EXTRACTED ENTRIES:
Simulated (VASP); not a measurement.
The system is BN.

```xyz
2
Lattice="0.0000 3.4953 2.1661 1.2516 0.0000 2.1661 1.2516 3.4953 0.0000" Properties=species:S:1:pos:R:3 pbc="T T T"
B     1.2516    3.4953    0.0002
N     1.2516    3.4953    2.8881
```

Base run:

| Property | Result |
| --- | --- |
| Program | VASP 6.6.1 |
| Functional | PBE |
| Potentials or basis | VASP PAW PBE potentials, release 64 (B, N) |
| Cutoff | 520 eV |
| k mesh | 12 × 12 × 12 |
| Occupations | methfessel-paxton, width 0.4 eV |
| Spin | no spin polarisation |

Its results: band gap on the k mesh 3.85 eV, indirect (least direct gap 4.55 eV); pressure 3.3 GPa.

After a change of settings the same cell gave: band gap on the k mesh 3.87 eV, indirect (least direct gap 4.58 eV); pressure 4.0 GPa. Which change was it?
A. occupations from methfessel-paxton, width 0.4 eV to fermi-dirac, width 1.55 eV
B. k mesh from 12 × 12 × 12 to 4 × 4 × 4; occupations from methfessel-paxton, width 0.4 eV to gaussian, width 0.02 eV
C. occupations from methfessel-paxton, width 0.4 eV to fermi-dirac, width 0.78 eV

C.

WORK ORDER: Quote verbatim the opening lines of the listing above, ending with the line where "B. k mesh from" appears; include both endpoints and nothing more.

EXERCISE OUTPUT:
Simulated (VASP); not a measurement.
The system is BN.

```xyz
2
Lattice="0.0000 3.4953 2.1661 1.2516 0.0000 2.1661 1.2516 3.4953 0.0000" Properties=species:S:1:pos:R:3 pbc="T T T"
B     1.2516    3.4953    0.0002
N     1.2516    3.4953    2.8881
```

Base run:

| Property | Result |
| --- | --- |
| Program | VASP 6.6.1 |
| Functional | PBE |
| Potentials or basis | VASP PAW PBE potentials, release 64 (B, N) |
| Cutoff | 520 eV |
| k mesh | 12 × 12 × 12 |
| Occupations | methfessel-paxton, width 0.4 eV |
| Spin | no spin polarisation |

Its results: band gap on the k mesh 3.85 eV, indirect (least direct gap 4.55 eV); pressure 3.3 GPa.

After a change of settings the same cell gave: band gap on the k mesh 3.87 eV, indirect (least direct gap 4.58 eV); pressure 4.0 GPa. Which change was it?
A. occupations from methfessel-paxton, width 0.4 eV to fermi-dirac, width 1.55 eV
B. k mesh from 12 × 12 × 12 to 4 × 4 × 4; occupations from methfessel-paxton, width 0.4 eV to gaussian, width 0.02 eV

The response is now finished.